Requirement => Please copy exactly the lines that run from the start of the entries to the line containing "Problem. Set up", inclusive.

Data for review =>
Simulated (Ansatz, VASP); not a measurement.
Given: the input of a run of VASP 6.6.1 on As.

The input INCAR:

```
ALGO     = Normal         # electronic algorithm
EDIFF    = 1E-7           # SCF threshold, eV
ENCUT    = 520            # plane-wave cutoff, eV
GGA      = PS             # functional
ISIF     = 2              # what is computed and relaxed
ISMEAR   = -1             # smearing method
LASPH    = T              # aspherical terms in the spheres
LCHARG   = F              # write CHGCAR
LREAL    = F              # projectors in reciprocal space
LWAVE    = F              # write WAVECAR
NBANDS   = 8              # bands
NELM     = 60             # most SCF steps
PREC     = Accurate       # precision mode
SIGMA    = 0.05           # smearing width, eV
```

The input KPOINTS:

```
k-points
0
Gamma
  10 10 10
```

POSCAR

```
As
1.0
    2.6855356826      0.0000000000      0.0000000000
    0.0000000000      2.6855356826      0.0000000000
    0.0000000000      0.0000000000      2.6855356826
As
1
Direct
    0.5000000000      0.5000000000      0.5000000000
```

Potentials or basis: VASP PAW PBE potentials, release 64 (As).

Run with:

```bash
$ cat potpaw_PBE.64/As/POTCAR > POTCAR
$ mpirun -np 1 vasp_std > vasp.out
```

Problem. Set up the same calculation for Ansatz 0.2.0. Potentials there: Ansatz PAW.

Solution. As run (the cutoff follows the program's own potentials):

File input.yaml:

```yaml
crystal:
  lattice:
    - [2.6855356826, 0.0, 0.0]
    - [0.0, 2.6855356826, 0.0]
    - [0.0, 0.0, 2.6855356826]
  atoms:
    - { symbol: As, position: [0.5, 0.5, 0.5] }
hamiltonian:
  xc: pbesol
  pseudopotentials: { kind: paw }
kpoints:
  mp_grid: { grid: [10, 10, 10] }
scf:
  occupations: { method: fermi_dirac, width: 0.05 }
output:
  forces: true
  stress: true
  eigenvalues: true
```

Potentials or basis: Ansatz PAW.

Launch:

Exercise result =>
Simulated (Ansatz, VASP); not a measurement.
Given: the input of a run of VASP 6.6.1 on As.

The input INCAR:

```
ALGO     = Normal         # electronic algorithm
EDIFF    = 1E-7           # SCF threshold, eV
ENCUT    = 520            # plane-wave cutoff, eV
GGA      = PS             # functional
ISIF     = 2              # what is computed and relaxed
ISMEAR   = -1             # smearing method
LASPH    = T              # aspherical terms in the spheres
LCHARG   = F              # write CHGCAR
LREAL    = F              # projectors in reciprocal space
LWAVE    = F              # write WAVECAR
NBANDS   = 8              # bands
NELM     = 60             # most SCF steps
PREC     = Accurate       # precision mode
SIGMA    = 0.05           # smearing width, eV
```

The input KPOINTS:

```
k-points
0
Gamma
  10 10 10
```

POSCAR

```
As
1.0
    2.6855356826      0.0000000000      0.0000000000
    0.0000000000      2.6855356826      0.0000000000
    0.0000000000      0.0000000000      2.6855356826
As
1
Direct
    0.5000000000      0.5000000000      0.5000000000
```

Potentials or basis: VASP PAW PBE potentials, release 64 (As).

Run with:

```bash
$ cat potpaw_PBE.64/As/POTCAR > POTCAR
$ mpirun -np 1 vasp_std > vasp.out
```

Problem. Set up the same calculation for Ansatz 0.2.0. Potentials there: Ansatz PAW.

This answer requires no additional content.